Data for review: Begin

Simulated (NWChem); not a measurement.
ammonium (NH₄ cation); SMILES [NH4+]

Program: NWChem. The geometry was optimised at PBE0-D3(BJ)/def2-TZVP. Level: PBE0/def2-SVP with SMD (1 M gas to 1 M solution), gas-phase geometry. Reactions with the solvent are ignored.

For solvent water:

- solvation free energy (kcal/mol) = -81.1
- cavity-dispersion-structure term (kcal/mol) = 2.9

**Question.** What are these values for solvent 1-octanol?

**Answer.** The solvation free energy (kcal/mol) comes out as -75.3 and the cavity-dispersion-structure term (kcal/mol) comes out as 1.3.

Data for review: End

[Exercise]
Every line above from the line with "- solvation free energy (kcal/mol) = -81.1" to the line with "for solvent 1-octanol?" is wanted, ends included; write them out exactly and add no other line.

[Task answer]
- solvation free energy (kcal/mol) = -81.1
- cavity-dispersion-structure term (kcal/mol) = 2.9

**Question.** What are these values for solvent 1-octanol?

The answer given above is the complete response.